━━━━━━━━━━━━━━━━━━━━
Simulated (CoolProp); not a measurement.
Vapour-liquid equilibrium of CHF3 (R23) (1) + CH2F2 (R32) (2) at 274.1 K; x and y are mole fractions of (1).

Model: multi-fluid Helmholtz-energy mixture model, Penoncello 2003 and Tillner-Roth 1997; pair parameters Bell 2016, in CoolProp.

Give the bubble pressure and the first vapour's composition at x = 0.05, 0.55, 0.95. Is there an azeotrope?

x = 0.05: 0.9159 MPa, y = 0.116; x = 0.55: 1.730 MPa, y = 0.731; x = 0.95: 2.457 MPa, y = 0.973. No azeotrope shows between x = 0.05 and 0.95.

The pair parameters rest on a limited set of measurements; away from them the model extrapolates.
━━━━━━━━━━━━━━━━━━━━

WORK ITEM » With the line holding "Give the bubble" as the first and the line holding "x = 0.05: 0.9159" as the last, set down that range of the entries above exactly, and nothing else.

PROBLEM SOLUTION »
Give the bubble pressure and the first vapour's composition at x = 0.05, 0.55, 0.95. Is there an azeotrope?

x = 0.05: 0.9159 MPa, y = 0.116; x = 0.55: 1.730 MPa, y = 0.731; x = 0.95: 2.457 MPa, y = 0.973. No azeotrope shows between x = 0.05 and 0.95.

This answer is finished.